### WORK TASK:
All of the entries need to be set down exactly as they read.

### EXTRACTED DATA:
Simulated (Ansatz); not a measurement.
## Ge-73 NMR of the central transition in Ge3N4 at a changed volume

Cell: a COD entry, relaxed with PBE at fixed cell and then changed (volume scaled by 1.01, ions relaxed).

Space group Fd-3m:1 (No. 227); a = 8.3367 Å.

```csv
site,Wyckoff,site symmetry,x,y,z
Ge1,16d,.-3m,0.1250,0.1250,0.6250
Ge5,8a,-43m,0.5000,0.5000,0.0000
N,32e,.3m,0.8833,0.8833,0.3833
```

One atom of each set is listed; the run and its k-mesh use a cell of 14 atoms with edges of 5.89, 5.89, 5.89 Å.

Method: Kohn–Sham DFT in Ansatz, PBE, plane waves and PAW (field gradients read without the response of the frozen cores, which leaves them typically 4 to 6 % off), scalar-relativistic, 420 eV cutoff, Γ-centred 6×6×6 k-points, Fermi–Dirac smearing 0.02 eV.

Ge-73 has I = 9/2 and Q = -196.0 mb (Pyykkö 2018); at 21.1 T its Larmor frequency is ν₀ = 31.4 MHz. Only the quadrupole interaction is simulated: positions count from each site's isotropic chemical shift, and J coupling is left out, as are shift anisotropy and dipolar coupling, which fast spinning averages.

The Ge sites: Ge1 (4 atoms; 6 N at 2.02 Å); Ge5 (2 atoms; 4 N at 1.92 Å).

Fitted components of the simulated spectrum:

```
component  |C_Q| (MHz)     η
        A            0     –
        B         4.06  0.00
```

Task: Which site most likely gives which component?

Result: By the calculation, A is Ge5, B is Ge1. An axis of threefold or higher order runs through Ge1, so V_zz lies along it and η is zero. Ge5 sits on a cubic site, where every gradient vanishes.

### TASK OUTPUT:
Simulated (Ansatz); not a measurement.
## Ge-73 NMR of the central transition in Ge3N4 at a changed volume

Cell: a COD entry, relaxed with PBE at fixed cell and then changed (volume scaled by 1.01, ions relaxed).

Space group Fd-3m:1 (No. 227); a = 8.3367 Å.

```csv
site,Wyckoff,site symmetry,x,y,z
Ge1,16d,.-3m,0.1250,0.1250,0.6250
Ge5,8a,-43m,0.5000,0.5000,0.0000
N,32e,.3m,0.8833,0.8833,0.3833
```

One atom of each set is listed; the run and its k-mesh use a cell of 14 atoms with edges of 5.89, 5.89, 5.89 Å.

Method: Kohn–Sham DFT in Ansatz, PBE, plane waves and PAW (field gradients read without the response of the frozen cores, which leaves them typically 4 to 6 % off), scalar-relativistic, 420 eV cutoff, Γ-centred 6×6×6 k-points, Fermi–Dirac smearing 0.02 eV.

Ge-73 has I = 9/2 and Q = -196.0 mb (Pyykkö 2018); at 21.1 T its Larmor frequency is ν₀ = 31.4 MHz. Only the quadrupole interaction is simulated: positions count from each site's isotropic chemical shift, and J coupling is left out, as are shift anisotropy and dipolar coupling, which fast spinning averages.

The Ge sites: Ge1 (4 atoms; 6 N at 2.02 Å); Ge5 (2 atoms; 4 N at 1.92 Å).

Fitted components of the simulated spectrum:

```
component  |C_Q| (MHz)     η
        A            0     –
        B         4.06  0.00
```

Task: Which site most likely gives which component?

Result: By the calculation, A is Ge5, B is Ge1. An axis of threefold or higher order runs through Ge1, so V_zz lies along it and η is zero. Ge5 sits on a cubic site, where every gradient vanishes.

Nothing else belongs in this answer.